# RECORDED DATA:
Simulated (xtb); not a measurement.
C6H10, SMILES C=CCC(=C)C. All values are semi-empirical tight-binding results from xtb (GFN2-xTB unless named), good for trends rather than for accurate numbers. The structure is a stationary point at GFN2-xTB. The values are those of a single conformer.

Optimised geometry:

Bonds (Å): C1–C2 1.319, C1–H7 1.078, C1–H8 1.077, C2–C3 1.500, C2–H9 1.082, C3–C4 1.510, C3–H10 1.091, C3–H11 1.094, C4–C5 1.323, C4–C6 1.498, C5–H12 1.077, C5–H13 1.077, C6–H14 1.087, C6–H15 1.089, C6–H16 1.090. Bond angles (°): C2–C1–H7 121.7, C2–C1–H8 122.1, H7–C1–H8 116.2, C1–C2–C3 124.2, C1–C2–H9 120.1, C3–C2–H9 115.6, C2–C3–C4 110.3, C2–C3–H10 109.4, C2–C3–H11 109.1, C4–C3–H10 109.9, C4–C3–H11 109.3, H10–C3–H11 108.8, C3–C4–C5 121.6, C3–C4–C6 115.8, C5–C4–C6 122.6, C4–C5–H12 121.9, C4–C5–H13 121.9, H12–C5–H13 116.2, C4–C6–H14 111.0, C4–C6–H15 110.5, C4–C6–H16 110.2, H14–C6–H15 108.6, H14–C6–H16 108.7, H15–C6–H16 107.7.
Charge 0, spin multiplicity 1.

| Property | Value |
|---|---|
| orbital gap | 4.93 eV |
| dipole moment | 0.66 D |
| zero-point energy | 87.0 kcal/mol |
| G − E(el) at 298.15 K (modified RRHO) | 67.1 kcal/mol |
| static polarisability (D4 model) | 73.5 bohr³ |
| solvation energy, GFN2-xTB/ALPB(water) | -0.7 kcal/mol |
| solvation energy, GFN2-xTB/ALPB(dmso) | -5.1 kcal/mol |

# WORK ITEM:
The required output is the exact run of lines from the beginning of the listing above to the line that contains "-0.7 kcal/mol |", inclusive of both.

# TASK RESULT:
Simulated (xtb); not a measurement.
C6H10, SMILES C=CCC(=C)C. All values are semi-empirical tight-binding results from xtb (GFN2-xTB unless named), good for trends rather than for accurate numbers. The structure is a stationary point at GFN2-xTB. The values are those of a single conformer.

Optimised geometry:

Bonds (Å): C1–C2 1.319, C1–H7 1.078, C1–H8 1.077, C2–C3 1.500, C2–H9 1.082, C3–C4 1.510, C3–H10 1.091, C3–H11 1.094, C4–C5 1.323, C4–C6 1.498, C5–H12 1.077, C5–H13 1.077, C6–H14 1.087, C6–H15 1.089, C6–H16 1.090. Bond angles (°): C2–C1–H7 121.7, C2–C1–H8 122.1, H7–C1–H8 116.2, C1–C2–C3 124.2, C1–C2–H9 120.1, C3–C2–H9 115.6, C2–C3–C4 110.3, C2–C3–H10 109.4, C2–C3–H11 109.1, C4–C3–H10 109.9, C4–C3–H11 109.3, H10–C3–H11 108.8, C3–C4–C5 121.6, C3–C4–C6 115.8, C5–C4–C6 122.6, C4–C5–H12 121.9, C4–C5–H13 121.9, H12–C5–H13 116.2, C4–C6–H14 111.0, C4–C6–H15 110.5, C4–C6–H16 110.2, H14–C6–H15 108.6, H14–C6–H16 108.7, H15–C6–H16 107.7.
Charge 0, spin multiplicity 1.

| Property | Value |
|---|---|
| orbital gap | 4.93 eV |
| dipole moment | 0.66 D |
| zero-point energy | 87.0 kcal/mol |
| G − E(el) at 298.15 K (modified RRHO) | 67.1 kcal/mol |
| static polarisability (D4 model) | 73.5 bohr³ |
| solvation energy, GFN2-xTB/ALPB(water) | -0.7 kcal/mol |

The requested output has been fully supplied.